**Supplied records**:
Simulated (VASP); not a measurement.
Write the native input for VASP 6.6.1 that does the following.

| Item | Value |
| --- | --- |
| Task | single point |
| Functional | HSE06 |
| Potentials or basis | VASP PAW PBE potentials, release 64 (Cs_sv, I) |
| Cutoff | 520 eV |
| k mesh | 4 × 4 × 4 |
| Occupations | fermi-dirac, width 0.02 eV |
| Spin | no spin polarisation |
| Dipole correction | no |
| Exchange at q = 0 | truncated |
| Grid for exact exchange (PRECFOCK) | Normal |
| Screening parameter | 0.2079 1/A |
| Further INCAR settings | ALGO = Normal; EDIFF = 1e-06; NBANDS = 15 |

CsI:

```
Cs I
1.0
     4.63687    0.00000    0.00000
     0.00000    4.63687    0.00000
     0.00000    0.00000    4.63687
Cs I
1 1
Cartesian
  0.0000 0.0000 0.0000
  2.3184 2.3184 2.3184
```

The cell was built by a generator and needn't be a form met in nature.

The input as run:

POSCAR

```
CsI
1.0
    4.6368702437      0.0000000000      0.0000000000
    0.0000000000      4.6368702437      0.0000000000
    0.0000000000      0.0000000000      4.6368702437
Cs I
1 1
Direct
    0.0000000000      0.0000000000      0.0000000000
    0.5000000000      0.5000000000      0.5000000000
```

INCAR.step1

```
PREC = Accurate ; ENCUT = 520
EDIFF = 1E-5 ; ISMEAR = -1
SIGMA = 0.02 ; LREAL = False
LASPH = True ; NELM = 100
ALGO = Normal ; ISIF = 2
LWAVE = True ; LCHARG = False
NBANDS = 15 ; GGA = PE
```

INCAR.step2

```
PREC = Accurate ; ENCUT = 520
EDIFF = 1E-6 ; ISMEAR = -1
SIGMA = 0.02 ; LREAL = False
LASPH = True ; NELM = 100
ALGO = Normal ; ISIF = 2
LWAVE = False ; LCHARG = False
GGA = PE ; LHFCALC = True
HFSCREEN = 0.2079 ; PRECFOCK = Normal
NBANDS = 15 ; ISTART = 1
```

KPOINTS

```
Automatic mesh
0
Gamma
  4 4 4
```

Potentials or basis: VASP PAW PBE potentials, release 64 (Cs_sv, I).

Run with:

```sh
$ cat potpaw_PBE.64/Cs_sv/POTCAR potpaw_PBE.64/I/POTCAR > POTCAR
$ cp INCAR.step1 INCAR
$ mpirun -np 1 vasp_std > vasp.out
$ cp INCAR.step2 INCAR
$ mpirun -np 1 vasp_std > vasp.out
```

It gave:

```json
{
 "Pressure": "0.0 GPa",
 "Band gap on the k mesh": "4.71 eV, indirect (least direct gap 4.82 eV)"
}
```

**Exercise**:
All that should be written out is the stretch of lines above between the one holding "(PRECFOCK) | Normal |" and the one holding "The cell was", inclusive, exactly as given.

**Written solution**:
| Grid for exact exchange (PRECFOCK) | Normal |
| Screening parameter | 0.2079 1/A |
| Further INCAR settings | ALGO = Normal; EDIFF = 1e-06; NBANDS = 15 |

CsI:

```
Cs I
1.0
     4.63687    0.00000    0.00000
     0.00000    4.63687    0.00000
     0.00000    0.00000    4.63687
Cs I
1 1
Cartesian
  0.0000 0.0000 0.0000
  2.3184 2.3184 2.3184
```

The cell was built by a generator and needn't be a form met in nature.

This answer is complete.